=== Section Start ===
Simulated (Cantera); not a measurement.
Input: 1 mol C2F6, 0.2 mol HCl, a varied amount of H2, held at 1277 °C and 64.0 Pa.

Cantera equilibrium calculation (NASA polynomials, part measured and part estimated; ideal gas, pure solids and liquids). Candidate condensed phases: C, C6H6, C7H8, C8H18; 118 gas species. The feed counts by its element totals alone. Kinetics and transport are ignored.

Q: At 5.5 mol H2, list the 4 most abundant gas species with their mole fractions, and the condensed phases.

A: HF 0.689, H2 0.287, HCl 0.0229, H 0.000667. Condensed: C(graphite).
=== Section End ===

• [ACTION ITEM]: Write out all the data again, exactly as it appears.

• [YOUR RESPONSE]:
Simulated (Cantera); not a measurement.
Input: 1 mol C2F6, 0.2 mol HCl, a varied amount of H2, held at 1277 °C and 64.0 Pa.

Cantera equilibrium calculation (NASA polynomials, part measured and part estimated; ideal gas, pure solids and liquids). Candidate condensed phases: C, C6H6, C7H8, C8H18; 118 gas species. The feed counts by its element totals alone. Kinetics and transport are ignored.

Q: At 5.5 mol H2, list the 4 most abundant gas species with their mole fractions, and the condensed phases.

A: HF 0.689, H2 0.287, HCl 0.0229, H 0.000667. Condensed: C(graphite).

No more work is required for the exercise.